Given records:
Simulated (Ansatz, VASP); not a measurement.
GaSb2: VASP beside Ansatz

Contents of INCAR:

Work instruction: The answer must restate each entry word for word.

Result:
Simulated (Ansatz, VASP); not a measurement.
GaSb2: VASP beside Ansatz

Contents of INCAR:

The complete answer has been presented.